________________________________________

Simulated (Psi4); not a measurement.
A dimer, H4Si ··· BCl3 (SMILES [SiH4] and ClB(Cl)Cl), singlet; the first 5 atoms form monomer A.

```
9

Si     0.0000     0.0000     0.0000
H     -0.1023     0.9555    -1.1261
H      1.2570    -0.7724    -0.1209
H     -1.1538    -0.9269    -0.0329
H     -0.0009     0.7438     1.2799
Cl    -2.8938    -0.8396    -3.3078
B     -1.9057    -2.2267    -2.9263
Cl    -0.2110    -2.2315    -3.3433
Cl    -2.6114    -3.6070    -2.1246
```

________________________________________

Give the data again, exactly as it stands.

> _Response area_
Simulated (Psi4); not a measurement.
A dimer, H4Si ··· BCl3 (SMILES [SiH4] and ClB(Cl)Cl), singlet; the first 5 atoms form monomer A.

```
9

Si     0.0000     0.0000     0.0000
H     -0.1023     0.9555    -1.1261
H      1.2570    -0.7724    -0.1209
H     -1.1538    -0.9269    -0.0329
H     -0.0009     0.7438     1.2799
Cl    -2.8938    -0.8396    -3.3078
B     -1.9057    -2.2267    -2.9263
Cl    -0.2110    -2.2315    -3.3433
Cl    -2.6114    -3.6070    -2.1246
```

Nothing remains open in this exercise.